[Required action] Give back every entry, copied exactly.

[Extracted material Boundary: Start]

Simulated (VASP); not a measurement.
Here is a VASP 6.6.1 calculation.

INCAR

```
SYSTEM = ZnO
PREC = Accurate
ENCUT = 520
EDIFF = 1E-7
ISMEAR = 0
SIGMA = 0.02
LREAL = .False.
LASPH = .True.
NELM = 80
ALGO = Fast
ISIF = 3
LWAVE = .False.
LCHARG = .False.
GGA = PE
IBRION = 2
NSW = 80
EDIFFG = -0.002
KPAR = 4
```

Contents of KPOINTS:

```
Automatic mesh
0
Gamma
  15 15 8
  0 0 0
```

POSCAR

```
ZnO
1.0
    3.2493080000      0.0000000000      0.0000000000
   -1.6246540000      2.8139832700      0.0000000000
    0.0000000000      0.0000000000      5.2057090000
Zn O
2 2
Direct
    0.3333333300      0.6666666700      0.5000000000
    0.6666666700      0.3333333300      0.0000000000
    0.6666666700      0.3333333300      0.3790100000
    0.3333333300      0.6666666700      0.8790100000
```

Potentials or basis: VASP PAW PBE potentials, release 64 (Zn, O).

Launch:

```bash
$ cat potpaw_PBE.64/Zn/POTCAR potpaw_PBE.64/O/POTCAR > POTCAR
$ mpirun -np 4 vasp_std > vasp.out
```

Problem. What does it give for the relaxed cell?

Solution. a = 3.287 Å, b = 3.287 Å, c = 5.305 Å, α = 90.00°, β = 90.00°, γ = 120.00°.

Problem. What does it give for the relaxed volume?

[Extracted material Boundary: End]

[Your response]
Simulated (VASP); not a measurement.
Here is a VASP 6.6.1 calculation.

INCAR

```
SYSTEM = ZnO
PREC = Accurate
ENCUT = 520
EDIFF = 1E-7
ISMEAR = 0
SIGMA = 0.02
LREAL = .False.
LASPH = .True.
NELM = 80
ALGO = Fast
ISIF = 3
LWAVE = .False.
LCHARG = .False.
GGA = PE
IBRION = 2
NSW = 80
EDIFFG = -0.002
KPAR = 4
```

Contents of KPOINTS:

```
Automatic mesh
0
Gamma
  15 15 8
  0 0 0
```

POSCAR

```
ZnO
1.0
    3.2493080000      0.0000000000      0.0000000000
   -1.6246540000      2.8139832700      0.0000000000
    0.0000000000      0.0000000000      5.2057090000
Zn O
2 2
Direct
    0.3333333300      0.6666666700      0.5000000000
    0.6666666700      0.3333333300      0.0000000000
    0.6666666700      0.3333333300      0.3790100000
    0.3333333300      0.6666666700      0.8790100000
```

Potentials or basis: VASP PAW PBE potentials, release 64 (Zn, O).

Launch:

```bash
$ cat potpaw_PBE.64/Zn/POTCAR potpaw_PBE.64/O/POTCAR > POTCAR
$ mpirun -np 4 vasp_std > vasp.out
```

Problem. What does it give for the relaxed cell?

Solution. a = 3.287 Å, b = 3.287 Å, c = 5.305 Å, α = 90.00°, β = 90.00°, γ = 120.00°.

Problem. What does it give for the relaxed volume?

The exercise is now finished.